(Activity) Word for word, please restate the lines from the beginning of the data through the line in which "2. Correlation parts, MP2" appears.

(Excerpted data)
·····
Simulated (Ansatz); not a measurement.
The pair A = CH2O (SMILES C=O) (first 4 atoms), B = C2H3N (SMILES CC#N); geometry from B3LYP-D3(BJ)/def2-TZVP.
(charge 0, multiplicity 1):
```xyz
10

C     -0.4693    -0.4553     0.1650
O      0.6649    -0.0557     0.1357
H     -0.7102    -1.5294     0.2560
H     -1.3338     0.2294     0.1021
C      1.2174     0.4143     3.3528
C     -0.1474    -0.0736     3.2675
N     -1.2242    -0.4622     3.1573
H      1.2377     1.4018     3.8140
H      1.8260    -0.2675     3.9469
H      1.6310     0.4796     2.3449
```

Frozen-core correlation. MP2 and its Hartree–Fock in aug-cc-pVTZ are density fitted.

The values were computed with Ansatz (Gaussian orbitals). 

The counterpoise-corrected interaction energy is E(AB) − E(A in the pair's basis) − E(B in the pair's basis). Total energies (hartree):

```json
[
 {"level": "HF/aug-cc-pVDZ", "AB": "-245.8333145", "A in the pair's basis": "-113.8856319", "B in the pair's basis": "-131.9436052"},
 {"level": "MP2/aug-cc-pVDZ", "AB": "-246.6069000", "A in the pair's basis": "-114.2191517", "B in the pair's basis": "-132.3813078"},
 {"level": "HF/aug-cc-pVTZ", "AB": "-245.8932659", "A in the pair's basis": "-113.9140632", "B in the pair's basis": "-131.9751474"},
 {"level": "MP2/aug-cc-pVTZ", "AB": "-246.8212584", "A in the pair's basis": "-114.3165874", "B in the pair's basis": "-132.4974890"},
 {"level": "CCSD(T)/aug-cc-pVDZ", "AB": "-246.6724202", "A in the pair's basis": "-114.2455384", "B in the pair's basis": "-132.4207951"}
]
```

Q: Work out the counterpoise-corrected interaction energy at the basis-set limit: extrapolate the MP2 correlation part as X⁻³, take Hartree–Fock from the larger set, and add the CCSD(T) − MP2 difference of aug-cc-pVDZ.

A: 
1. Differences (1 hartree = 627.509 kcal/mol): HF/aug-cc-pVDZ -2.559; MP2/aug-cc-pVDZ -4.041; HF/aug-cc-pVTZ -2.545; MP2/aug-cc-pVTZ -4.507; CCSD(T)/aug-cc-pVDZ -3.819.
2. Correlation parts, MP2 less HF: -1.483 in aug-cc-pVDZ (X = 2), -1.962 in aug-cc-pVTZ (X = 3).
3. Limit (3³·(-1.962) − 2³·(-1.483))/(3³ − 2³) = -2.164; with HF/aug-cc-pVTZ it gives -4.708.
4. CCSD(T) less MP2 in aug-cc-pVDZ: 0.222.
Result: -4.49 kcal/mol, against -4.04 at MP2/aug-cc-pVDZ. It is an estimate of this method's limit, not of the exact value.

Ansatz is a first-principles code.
·····

(Exercise solution)
Simulated (Ansatz); not a measurement.
The pair A = CH2O (SMILES C=O) (first 4 atoms), B = C2H3N (SMILES CC#N); geometry from B3LYP-D3(BJ)/def2-TZVP.
(charge 0, multiplicity 1):
```xyz
10

C     -0.4693    -0.4553     0.1650
O      0.6649    -0.0557     0.1357
H     -0.7102    -1.5294     0.2560
H     -1.3338     0.2294     0.1021
C      1.2174     0.4143     3.3528
C     -0.1474    -0.0736     3.2675
N     -1.2242    -0.4622     3.1573
H      1.2377     1.4018     3.8140
H      1.8260    -0.2675     3.9469
H      1.6310     0.4796     2.3449
```

Frozen-core correlation. MP2 and its Hartree–Fock in aug-cc-pVTZ are density fitted.

The values were computed with Ansatz (Gaussian orbitals). 

The counterpoise-corrected interaction energy is E(AB) − E(A in the pair's basis) − E(B in the pair's basis). Total energies (hartree):

```json
[
 {"level": "HF/aug-cc-pVDZ", "AB": "-245.8333145", "A in the pair's basis": "-113.8856319", "B in the pair's basis": "-131.9436052"},
 {"level": "MP2/aug-cc-pVDZ", "AB": "-246.6069000", "A in the pair's basis": "-114.2191517", "B in the pair's basis": "-132.3813078"},
 {"level": "HF/aug-cc-pVTZ", "AB": "-245.8932659", "A in the pair's basis": "-113.9140632", "B in the pair's basis": "-131.9751474"},
 {"level": "MP2/aug-cc-pVTZ", "AB": "-246.8212584", "A in the pair's basis": "-114.3165874", "B in the pair's basis": "-132.4974890"},
 {"level": "CCSD(T)/aug-cc-pVDZ", "AB": "-246.6724202", "A in the pair's basis": "-114.2455384", "B in the pair's basis": "-132.4207951"}
]
```

Q: Work out the counterpoise-corrected interaction energy at the basis-set limit: extrapolate the MP2 correlation part as X⁻³, take Hartree–Fock from the larger set, and add the CCSD(T) − MP2 difference of aug-cc-pVDZ.

A: 
1. Differences (1 hartree = 627.509 kcal/mol): HF/aug-cc-pVDZ -2.559; MP2/aug-cc-pVDZ -4.041; HF/aug-cc-pVTZ -2.545; MP2/aug-cc-pVTZ -4.507; CCSD(T)/aug-cc-pVDZ -3.819.
2. Correlation parts, MP2 less HF: -1.483 in aug-cc-pVDZ (X = 2), -1.962 in aug-cc-pVTZ (X = 3).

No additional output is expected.